▶ SUPPLIED MATERIAL:
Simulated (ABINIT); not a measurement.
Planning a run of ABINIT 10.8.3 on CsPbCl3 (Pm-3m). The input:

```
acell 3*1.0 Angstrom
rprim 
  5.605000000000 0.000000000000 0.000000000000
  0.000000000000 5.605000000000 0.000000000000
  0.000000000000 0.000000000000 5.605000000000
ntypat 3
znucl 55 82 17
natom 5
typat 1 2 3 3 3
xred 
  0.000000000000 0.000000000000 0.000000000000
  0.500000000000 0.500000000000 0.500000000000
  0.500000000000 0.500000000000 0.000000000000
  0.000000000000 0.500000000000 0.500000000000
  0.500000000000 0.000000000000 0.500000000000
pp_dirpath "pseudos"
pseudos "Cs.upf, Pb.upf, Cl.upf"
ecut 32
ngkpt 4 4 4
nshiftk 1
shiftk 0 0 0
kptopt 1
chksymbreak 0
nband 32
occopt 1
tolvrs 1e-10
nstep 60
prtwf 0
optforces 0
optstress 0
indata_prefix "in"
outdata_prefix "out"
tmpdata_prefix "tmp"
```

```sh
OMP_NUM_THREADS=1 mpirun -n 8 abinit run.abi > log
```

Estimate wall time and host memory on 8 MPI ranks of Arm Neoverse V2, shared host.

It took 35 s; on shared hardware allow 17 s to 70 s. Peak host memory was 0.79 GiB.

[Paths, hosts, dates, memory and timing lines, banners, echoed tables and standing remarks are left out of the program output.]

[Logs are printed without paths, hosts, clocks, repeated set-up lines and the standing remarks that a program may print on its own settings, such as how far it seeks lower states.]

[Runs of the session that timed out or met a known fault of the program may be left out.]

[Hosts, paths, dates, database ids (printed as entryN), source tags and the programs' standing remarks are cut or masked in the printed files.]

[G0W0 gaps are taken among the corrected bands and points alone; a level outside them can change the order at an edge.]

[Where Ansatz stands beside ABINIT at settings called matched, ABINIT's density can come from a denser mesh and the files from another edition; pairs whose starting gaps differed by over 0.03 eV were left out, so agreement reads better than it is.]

▶ EXERCISE: Please set down again, word for word, only the lines from the start of the entries through the line with "[G0W0 gaps are", both ends included.

▶ TASK SOLUTION:
Simulated (ABINIT); not a measurement.
Planning a run of ABINIT 10.8.3 on CsPbCl3 (Pm-3m). The input:

```
acell 3*1.0 Angstrom
rprim 
  5.605000000000 0.000000000000 0.000000000000
  0.000000000000 5.605000000000 0.000000000000
  0.000000000000 0.000000000000 5.605000000000
ntypat 3
znucl 55 82 17
natom 5
typat 1 2 3 3 3
xred 
  0.000000000000 0.000000000000 0.000000000000
  0.500000000000 0.500000000000 0.500000000000
  0.500000000000 0.500000000000 0.000000000000
  0.000000000000 0.500000000000 0.500000000000
  0.500000000000 0.000000000000 0.500000000000
pp_dirpath "pseudos"
pseudos "Cs.upf, Pb.upf, Cl.upf"
ecut 32
ngkpt 4 4 4
nshiftk 1
shiftk 0 0 0
kptopt 1
chksymbreak 0
nband 32
occopt 1
tolvrs 1e-10
nstep 60
prtwf 0
optforces 0
optstress 0
indata_prefix "in"
outdata_prefix "out"
tmpdata_prefix "tmp"
```

```sh
OMP_NUM_THREADS=1 mpirun -n 8 abinit run.abi > log
```

Estimate wall time and host memory on 8 MPI ranks of Arm Neoverse V2, shared host.

It took 35 s; on shared hardware allow 17 s to 70 s. Peak host memory was 0.79 GiB.

[Paths, hosts, dates, memory and timing lines, banners, echoed tables and standing remarks are left out of the program output.]

[Logs are printed without paths, hosts, clocks, repeated set-up lines and the standing remarks that a program may print on its own settings, such as how far it seeks lower states.]

[Runs of the session that timed out or met a known fault of the program may be left out.]

[Hosts, paths, dates, database ids (printed as entryN), source tags and the programs' standing remarks are cut or masked in the printed files.]

[G0W0 gaps are taken among the corrected bands and points alone; a level outside them can change the order at an edge.]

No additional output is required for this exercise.